* * * * * * *

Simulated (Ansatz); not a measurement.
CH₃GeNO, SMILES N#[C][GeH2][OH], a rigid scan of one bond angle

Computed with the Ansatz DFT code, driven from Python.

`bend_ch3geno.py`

* * * * * * *

**Brief:** Look above for the line with "CH₃GeNO, SMILES N#[C][GeH2][OH], a" and the line with "Computed with the"; transcribe both and all lines in between, exactly, and nothing else.

**Worked solution:**
CH₃GeNO, SMILES N#[C][GeH2][OH], a rigid scan of one bond angle

Computed with the Ansatz DFT code, driven from Python.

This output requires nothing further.